Start of Records shown

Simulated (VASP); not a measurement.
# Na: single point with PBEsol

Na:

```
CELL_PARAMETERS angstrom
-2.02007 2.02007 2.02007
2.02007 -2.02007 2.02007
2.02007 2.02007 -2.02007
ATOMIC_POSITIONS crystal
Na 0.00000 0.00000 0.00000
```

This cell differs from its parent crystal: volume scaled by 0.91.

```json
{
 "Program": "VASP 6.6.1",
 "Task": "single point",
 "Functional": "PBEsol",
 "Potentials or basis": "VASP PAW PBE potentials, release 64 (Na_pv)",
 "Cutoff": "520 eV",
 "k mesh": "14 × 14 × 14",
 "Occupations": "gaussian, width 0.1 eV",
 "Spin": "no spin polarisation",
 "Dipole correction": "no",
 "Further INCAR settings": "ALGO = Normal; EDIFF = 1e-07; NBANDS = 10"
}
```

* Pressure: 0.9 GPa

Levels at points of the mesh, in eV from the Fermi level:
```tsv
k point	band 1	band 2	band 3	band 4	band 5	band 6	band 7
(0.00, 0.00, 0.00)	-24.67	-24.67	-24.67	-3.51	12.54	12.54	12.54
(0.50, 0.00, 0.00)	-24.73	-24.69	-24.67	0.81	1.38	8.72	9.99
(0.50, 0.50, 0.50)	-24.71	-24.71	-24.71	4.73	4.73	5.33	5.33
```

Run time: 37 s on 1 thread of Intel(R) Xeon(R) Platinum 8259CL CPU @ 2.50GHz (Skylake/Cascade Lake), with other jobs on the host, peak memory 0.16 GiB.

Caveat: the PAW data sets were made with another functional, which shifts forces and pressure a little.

End of Records shown

- **Task item**: The line with "Run time: 37" marks the end; reproduce exactly every line from the start of the entries up to it, that line included.

- **Task response**:
Simulated (VASP); not a measurement.
# Na: single point with PBEsol

Na:

```
CELL_PARAMETERS angstrom
-2.02007 2.02007 2.02007
2.02007 -2.02007 2.02007
2.02007 2.02007 -2.02007
ATOMIC_POSITIONS crystal
Na 0.00000 0.00000 0.00000
```

This cell differs from its parent crystal: volume scaled by 0.91.

```json
{
 "Program": "VASP 6.6.1",
 "Task": "single point",
 "Functional": "PBEsol",
 "Potentials or basis": "VASP PAW PBE potentials, release 64 (Na_pv)",
 "Cutoff": "520 eV",
 "k mesh": "14 × 14 × 14",
 "Occupations": "gaussian, width 0.1 eV",
 "Spin": "no spin polarisation",
 "Dipole correction": "no",
 "Further INCAR settings": "ALGO = Normal; EDIFF = 1e-07; NBANDS = 10"
}
```

* Pressure: 0.9 GPa

Levels at points of the mesh, in eV from the Fermi level:
```tsv
k point	band 1	band 2	band 3	band 4	band 5	band 6	band 7
(0.00, 0.00, 0.00)	-24.67	-24.67	-24.67	-3.51	12.54	12.54	12.54
(0.50, 0.00, 0.00)	-24.73	-24.69	-24.67	0.81	1.38	8.72	9.99
(0.50, 0.50, 0.50)	-24.71	-24.71	-24.71	4.73	4.73	5.33	5.33
```

Run time: 37 s on 1 thread of Intel(R) Xeon(R) Platinum 8259CL CPU @ 2.50GHz (Skylake/Cascade Lake), with other jobs on the host, peak memory 0.16 GiB.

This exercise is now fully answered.